> _TASK ITEM_
Copy every entry below, exactly and in full.

───── PROVIDED MATERIAL
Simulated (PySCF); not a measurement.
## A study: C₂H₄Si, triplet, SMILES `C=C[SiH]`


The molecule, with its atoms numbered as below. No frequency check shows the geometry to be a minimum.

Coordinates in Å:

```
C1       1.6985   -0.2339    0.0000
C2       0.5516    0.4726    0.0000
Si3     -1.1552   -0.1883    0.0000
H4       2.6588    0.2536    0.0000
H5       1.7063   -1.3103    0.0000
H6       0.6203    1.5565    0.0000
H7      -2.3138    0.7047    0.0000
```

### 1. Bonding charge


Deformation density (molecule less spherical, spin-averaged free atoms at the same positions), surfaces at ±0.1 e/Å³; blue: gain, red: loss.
──────────

> _EXERCISE RESPONSE_
Simulated (PySCF); not a measurement.
## A study: C₂H₄Si, triplet, SMILES `C=C[SiH]`


The molecule, with its atoms numbered as below. No frequency check shows the geometry to be a minimum.

Coordinates in Å:

```
C1       1.6985   -0.2339    0.0000
C2       0.5516    0.4726    0.0000
Si3     -1.1552   -0.1883    0.0000
H4       2.6588    0.2536    0.0000
H5       1.7063   -1.3103    0.0000
H6       0.6203    1.5565    0.0000
H7      -2.3138    0.7047    0.0000
```

### 1. Bonding charge


Deformation density (molecule less spherical, spin-averaged free atoms at the same positions), surfaces at ±0.1 e/Å³; blue: gain, red: loss.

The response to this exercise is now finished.